**TASK ITEM**
Give back an exact copy of the lines below, from the first through the line with "Constrained RPA screens"; please stop there.

____________

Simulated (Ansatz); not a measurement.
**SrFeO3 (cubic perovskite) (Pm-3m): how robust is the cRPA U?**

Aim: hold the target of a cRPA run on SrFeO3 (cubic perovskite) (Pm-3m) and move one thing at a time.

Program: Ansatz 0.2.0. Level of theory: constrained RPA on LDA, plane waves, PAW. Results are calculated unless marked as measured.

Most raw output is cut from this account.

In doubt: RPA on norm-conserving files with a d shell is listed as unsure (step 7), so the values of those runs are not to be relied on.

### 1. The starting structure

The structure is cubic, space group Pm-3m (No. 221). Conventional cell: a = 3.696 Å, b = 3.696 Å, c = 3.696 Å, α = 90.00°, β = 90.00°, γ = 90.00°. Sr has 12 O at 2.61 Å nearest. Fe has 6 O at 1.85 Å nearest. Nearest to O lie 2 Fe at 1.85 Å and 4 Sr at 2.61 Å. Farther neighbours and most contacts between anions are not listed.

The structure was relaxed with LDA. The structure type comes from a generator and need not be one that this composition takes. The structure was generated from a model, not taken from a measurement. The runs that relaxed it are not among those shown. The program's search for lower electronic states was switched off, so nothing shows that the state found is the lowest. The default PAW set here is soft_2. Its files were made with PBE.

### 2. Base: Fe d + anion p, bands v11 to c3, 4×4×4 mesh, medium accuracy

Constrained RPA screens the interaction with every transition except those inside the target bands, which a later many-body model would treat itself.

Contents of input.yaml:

____________

**RESPONSE AREA**
Simulated (Ansatz); not a measurement.
**SrFeO3 (cubic perovskite) (Pm-3m): how robust is the cRPA U?**

Aim: hold the target of a cRPA run on SrFeO3 (cubic perovskite) (Pm-3m) and move one thing at a time.

Program: Ansatz 0.2.0. Level of theory: constrained RPA on LDA, plane waves, PAW. Results are calculated unless marked as measured.

Most raw output is cut from this account.

In doubt: RPA on norm-conserving files with a d shell is listed as unsure (step 7), so the values of those runs are not to be relied on.

### 1. The starting structure

The structure is cubic, space group Pm-3m (No. 221). Conventional cell: a = 3.696 Å, b = 3.696 Å, c = 3.696 Å, α = 90.00°, β = 90.00°, γ = 90.00°. Sr has 12 O at 2.61 Å nearest. Fe has 6 O at 1.85 Å nearest. Nearest to O lie 2 Fe at 1.85 Å and 4 Sr at 2.61 Å. Farther neighbours and most contacts between anions are not listed.

The structure was relaxed with LDA. The structure type comes from a generator and need not be one that this composition takes. The structure was generated from a model, not taken from a measurement. The runs that relaxed it are not among those shown. The program's search for lower electronic states was switched off, so nothing shows that the state found is the lowest. The default PAW set here is soft_2. Its files were made with PBE.

### 2. Base: Fe d + anion p, bands v11 to c3, 4×4×4 mesh, medium accuracy

Constrained RPA screens the interaction with every transition except those inside the target bands, which a later many-body model would treat itself.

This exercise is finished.